> **RECORDS SUPPLIED**
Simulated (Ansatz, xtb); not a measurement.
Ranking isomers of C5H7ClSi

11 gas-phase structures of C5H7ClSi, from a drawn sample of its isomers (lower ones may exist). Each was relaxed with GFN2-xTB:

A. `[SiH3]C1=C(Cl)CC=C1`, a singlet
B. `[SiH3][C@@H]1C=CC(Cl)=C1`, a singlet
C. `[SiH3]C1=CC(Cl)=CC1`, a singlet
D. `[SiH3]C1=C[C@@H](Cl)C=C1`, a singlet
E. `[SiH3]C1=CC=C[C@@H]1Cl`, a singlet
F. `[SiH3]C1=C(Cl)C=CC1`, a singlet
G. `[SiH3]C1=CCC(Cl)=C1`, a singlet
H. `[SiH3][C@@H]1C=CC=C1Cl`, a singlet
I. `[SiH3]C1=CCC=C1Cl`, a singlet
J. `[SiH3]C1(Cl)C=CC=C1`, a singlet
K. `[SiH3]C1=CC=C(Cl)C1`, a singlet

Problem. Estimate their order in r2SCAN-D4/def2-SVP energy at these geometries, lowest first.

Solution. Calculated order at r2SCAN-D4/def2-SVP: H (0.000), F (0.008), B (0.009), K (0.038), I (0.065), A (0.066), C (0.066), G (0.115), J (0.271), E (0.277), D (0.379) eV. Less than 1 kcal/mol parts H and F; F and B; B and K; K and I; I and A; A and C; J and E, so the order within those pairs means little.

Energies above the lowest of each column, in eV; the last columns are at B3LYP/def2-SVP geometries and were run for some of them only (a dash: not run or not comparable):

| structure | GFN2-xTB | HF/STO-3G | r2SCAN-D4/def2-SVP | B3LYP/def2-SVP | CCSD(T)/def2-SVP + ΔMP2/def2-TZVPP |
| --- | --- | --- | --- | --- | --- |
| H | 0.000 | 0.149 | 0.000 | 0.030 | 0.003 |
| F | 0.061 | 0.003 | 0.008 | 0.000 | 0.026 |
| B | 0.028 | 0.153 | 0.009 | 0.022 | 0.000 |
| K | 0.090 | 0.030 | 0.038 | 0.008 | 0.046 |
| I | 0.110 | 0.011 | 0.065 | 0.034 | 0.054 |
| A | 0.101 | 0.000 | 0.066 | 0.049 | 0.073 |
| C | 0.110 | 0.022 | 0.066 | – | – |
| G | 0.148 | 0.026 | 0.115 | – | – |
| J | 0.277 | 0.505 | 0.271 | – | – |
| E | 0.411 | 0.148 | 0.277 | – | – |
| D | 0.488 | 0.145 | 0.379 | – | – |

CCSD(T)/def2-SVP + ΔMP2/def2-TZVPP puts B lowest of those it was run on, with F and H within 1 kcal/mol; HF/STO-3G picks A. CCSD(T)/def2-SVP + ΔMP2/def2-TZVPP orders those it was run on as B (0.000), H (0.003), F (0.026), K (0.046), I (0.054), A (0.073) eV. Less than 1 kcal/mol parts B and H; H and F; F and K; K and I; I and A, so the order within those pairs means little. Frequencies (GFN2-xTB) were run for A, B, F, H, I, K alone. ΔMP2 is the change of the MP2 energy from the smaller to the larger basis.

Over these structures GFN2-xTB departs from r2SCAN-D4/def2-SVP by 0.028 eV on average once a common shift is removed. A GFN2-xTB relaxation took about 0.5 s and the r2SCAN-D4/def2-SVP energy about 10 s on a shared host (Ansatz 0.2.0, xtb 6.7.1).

> **REQUIRED ACTION**
Going back over the entries above, copy word for word every line from the one that has "0.034 | 0.054 |" on through the one that has "CCSD(T)/def2-SVP + ΔMP2/def2-TZVPP puts".

> **SOLUTION**
| I | 0.110 | 0.011 | 0.065 | 0.034 | 0.054 |
| A | 0.101 | 0.000 | 0.066 | 0.049 | 0.073 |
| C | 0.110 | 0.022 | 0.066 | – | – |
| G | 0.148 | 0.026 | 0.115 | – | – |
| J | 0.277 | 0.505 | 0.271 | – | – |
| E | 0.411 | 0.148 | 0.277 | – | – |
| D | 0.488 | 0.145 | 0.379 | – | – |

CCSD(T)/def2-SVP + ΔMP2/def2-TZVPP puts B lowest of those it was run on, with F and H within 1 kcal/mol; HF/STO-3G picks A. CCSD(T)/def2-SVP + ΔMP2/def2-TZVPP orders those it was run on as B (0.000), H (0.003), F (0.026), K (0.046), I (0.054), A (0.073) eV. Less than 1 kcal/mol parts B and H; H and F; F and K; K and I; I and A, so the order within those pairs means little. Frequencies (GFN2-xTB) were run for A, B, F, H, I, K alone. ΔMP2 is the change of the MP2 energy from the smaller to the larger basis.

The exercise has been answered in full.